The data should be printed again, exactly.

[Given data — start]

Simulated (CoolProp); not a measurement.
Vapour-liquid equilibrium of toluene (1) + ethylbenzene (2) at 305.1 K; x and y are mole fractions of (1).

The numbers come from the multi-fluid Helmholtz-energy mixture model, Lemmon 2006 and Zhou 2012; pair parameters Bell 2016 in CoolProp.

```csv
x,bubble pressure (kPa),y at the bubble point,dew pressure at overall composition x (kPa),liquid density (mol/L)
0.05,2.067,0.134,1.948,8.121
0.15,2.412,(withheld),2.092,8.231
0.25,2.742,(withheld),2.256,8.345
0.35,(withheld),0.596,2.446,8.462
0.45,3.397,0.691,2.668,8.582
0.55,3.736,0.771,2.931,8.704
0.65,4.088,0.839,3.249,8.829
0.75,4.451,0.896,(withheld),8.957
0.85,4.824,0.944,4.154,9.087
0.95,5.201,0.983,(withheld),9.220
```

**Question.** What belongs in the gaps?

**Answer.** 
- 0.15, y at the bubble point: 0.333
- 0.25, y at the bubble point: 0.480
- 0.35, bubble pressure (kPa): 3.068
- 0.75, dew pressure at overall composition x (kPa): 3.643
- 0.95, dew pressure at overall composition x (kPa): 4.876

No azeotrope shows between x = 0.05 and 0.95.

[Given data — finish]

* _Exercise result_:
Simulated (CoolProp); not a measurement.
Vapour-liquid equilibrium of toluene (1) + ethylbenzene (2) at 305.1 K; x and y are mole fractions of (1).

The numbers come from the multi-fluid Helmholtz-energy mixture model, Lemmon 2006 and Zhou 2012; pair parameters Bell 2016 in CoolProp.

```csv
x,bubble pressure (kPa),y at the bubble point,dew pressure at overall composition x (kPa),liquid density (mol/L)
0.05,2.067,0.134,1.948,8.121
0.15,2.412,(withheld),2.092,8.231
0.25,2.742,(withheld),2.256,8.345
0.35,(withheld),0.596,2.446,8.462
0.45,3.397,0.691,2.668,8.582
0.55,3.736,0.771,2.931,8.704
0.65,4.088,0.839,3.249,8.829
0.75,4.451,0.896,(withheld),8.957
0.85,4.824,0.944,4.154,9.087
0.95,5.201,0.983,(withheld),9.220
```

**Question.** What belongs in the gaps?

**Answer.** 
- 0.15, y at the bubble point: 0.333
- 0.25, y at the bubble point: 0.480
- 0.35, bubble pressure (kPa): 3.068
- 0.75, dew pressure at overall composition x (kPa): 3.643
- 0.95, dew pressure at overall composition x (kPa): 4.876

No azeotrope shows between x = 0.05 and 0.95.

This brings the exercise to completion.